WORK INSTRUCTION: Return only the stretch of the material below that begins with the line containing "Problem. Summarise the run." and ends with the line containing "The run used", exactly; both of those lines belong to it.

DATA FOR ANALYSIS:
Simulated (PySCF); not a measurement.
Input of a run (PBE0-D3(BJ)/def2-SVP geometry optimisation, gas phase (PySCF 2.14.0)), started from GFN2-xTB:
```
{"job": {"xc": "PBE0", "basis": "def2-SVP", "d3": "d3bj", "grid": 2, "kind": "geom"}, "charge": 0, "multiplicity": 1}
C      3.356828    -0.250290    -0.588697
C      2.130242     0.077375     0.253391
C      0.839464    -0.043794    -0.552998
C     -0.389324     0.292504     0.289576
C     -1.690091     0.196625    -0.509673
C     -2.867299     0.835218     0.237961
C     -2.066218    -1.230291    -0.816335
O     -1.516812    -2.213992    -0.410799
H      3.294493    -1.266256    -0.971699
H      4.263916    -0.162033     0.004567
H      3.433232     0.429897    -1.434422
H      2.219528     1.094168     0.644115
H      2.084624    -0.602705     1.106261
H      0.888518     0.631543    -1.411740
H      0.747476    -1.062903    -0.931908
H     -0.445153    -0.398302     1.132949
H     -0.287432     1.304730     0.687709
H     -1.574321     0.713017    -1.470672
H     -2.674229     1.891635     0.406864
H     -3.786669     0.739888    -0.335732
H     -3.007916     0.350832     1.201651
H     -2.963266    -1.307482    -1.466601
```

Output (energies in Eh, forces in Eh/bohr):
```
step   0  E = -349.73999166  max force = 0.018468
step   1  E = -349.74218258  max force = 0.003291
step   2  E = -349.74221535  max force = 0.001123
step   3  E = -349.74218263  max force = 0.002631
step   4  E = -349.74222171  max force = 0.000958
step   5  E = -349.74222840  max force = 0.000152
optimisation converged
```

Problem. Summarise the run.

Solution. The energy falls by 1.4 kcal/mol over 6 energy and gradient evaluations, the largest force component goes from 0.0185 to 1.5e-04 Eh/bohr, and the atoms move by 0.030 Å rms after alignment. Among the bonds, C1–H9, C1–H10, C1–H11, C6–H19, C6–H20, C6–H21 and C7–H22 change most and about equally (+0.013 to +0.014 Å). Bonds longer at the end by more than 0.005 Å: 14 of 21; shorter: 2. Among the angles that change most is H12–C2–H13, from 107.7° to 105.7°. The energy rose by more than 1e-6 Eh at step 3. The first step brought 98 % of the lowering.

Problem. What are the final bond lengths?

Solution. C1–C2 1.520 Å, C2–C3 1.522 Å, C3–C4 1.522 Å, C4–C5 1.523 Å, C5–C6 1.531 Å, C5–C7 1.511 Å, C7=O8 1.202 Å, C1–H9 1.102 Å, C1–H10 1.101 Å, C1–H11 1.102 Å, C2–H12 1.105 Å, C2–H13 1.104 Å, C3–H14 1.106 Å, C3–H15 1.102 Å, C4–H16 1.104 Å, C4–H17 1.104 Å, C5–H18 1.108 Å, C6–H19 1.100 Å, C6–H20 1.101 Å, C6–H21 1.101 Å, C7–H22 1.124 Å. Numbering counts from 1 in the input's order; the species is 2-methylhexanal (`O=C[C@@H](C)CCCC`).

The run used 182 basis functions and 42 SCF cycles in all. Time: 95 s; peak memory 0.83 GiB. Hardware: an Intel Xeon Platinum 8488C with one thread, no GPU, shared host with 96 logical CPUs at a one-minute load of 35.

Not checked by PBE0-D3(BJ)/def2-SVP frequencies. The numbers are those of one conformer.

EXERCISE RESULT:
Problem. Summarise the run.

Solution. The energy falls by 1.4 kcal/mol over 6 energy and gradient evaluations, the largest force component goes from 0.0185 to 1.5e-04 Eh/bohr, and the atoms move by 0.030 Å rms after alignment. Among the bonds, C1–H9, C1–H10, C1–H11, C6–H19, C6–H20, C6–H21 and C7–H22 change most and about equally (+0.013 to +0.014 Å). Bonds longer at the end by more than 0.005 Å: 14 of 21; shorter: 2. Among the angles that change most is H12–C2–H13, from 107.7° to 105.7°. The energy rose by more than 1e-6 Eh at step 3. The first step brought 98 % of the lowering.

Problem. What are the final bond lengths?

Solution. C1–C2 1.520 Å, C2–C3 1.522 Å, C3–C4 1.522 Å, C4–C5 1.523 Å, C5–C6 1.531 Å, C5–C7 1.511 Å, C7=O8 1.202 Å, C1–H9 1.102 Å, C1–H10 1.101 Å, C1–H11 1.102 Å, C2–H12 1.105 Å, C2–H13 1.104 Å, C3–H14 1.106 Å, C3–H15 1.102 Å, C4–H16 1.104 Å, C4–H17 1.104 Å, C5–H18 1.108 Å, C6–H19 1.100 Å, C6–H20 1.101 Å, C6–H21 1.101 Å, C7–H22 1.124 Å. Numbering counts from 1 in the input's order; the species is 2-methylhexanal (`O=C[C@@H](C)CCCC`).

The run used 182 basis functions and 42 SCF cycles in all. Time: 95 s; peak memory 0.83 GiB. Hardware: an Intel Xeon Platinum 8488C with one thread, no GPU, shared host with 96 logical CPUs at a one-minute load of 35.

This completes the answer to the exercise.